Data excerpts
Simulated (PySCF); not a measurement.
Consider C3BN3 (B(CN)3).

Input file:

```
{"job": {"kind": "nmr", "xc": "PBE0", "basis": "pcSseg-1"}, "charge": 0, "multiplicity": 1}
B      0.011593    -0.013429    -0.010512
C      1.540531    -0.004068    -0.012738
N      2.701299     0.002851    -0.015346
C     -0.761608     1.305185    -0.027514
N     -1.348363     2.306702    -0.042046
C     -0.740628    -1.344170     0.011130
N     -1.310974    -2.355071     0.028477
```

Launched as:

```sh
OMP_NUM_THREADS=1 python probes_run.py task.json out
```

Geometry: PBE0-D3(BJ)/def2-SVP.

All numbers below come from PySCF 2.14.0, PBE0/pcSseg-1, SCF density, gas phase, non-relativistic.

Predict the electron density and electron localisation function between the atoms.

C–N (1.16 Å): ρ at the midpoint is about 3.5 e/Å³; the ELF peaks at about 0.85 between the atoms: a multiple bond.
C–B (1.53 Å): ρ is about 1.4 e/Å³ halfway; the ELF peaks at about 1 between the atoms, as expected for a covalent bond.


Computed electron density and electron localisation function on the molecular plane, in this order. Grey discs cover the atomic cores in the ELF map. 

Work item
Transcribe the listing above in full, so that every line matches exactly.

Worked solution
Simulated (PySCF); not a measurement.
Consider C3BN3 (B(CN)3).

Input file:

```
{"job": {"kind": "nmr", "xc": "PBE0", "basis": "pcSseg-1"}, "charge": 0, "multiplicity": 1}
B      0.011593    -0.013429    -0.010512
C      1.540531    -0.004068    -0.012738
N      2.701299     0.002851    -0.015346
C     -0.761608     1.305185    -0.027514
N     -1.348363     2.306702    -0.042046
C     -0.740628    -1.344170     0.011130
N     -1.310974    -2.355071     0.028477
```

Launched as:

```sh
OMP_NUM_THREADS=1 python probes_run.py task.json out
```

Geometry: PBE0-D3(BJ)/def2-SVP.

All numbers below come from PySCF 2.14.0, PBE0/pcSseg-1, SCF density, gas phase, non-relativistic.

Predict the electron density and electron localisation function between the atoms.

C–N (1.16 Å): ρ at the midpoint is about 3.5 e/Å³; the ELF peaks at about 0.85 between the atoms: a multiple bond.
C–B (1.53 Å): ρ is about 1.4 e/Å³ halfway; the ELF peaks at about 1 between the atoms, as expected for a covalent bond.


Computed electron density and electron localisation function on the molecular plane, in this order. Grey discs cover the atomic cores in the ELF map. 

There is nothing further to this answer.